• REQUIREMENT: Write out again, exactly, the lines of the listing below from the first one through the one that contains "Program: VASP 6.6.1.", and no other lines.

• DATASET:
Content starts

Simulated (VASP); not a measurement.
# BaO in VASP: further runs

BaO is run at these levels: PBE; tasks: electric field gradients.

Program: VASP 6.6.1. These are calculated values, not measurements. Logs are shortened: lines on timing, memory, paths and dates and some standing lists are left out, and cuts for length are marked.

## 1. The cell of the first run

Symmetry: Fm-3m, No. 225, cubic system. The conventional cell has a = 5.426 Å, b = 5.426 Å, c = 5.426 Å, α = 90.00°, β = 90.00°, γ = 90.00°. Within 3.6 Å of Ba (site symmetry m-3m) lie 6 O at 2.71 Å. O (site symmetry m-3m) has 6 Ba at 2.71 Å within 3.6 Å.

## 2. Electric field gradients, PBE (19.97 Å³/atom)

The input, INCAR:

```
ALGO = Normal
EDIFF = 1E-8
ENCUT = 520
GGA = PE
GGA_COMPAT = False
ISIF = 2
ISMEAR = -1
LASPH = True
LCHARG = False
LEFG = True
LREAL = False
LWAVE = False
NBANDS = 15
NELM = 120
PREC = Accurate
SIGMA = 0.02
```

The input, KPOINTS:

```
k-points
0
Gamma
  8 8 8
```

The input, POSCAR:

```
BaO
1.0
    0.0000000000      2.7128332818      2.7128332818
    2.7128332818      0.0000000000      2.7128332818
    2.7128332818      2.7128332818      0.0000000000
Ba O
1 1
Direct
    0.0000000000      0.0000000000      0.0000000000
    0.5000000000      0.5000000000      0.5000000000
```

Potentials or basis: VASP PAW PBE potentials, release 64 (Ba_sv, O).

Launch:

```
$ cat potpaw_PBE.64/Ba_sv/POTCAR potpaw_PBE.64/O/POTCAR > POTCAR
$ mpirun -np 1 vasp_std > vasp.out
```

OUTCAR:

Content ends

• YOUR SOLUTION:
Simulated (VASP); not a measurement.
# BaO in VASP: further runs

BaO is run at these levels: PBE; tasks: electric field gradients.

Program: VASP 6.6.1. These are calculated values, not measurements. Logs are shortened: lines on timing, memory, paths and dates and some standing lists are left out, and cuts for length are marked.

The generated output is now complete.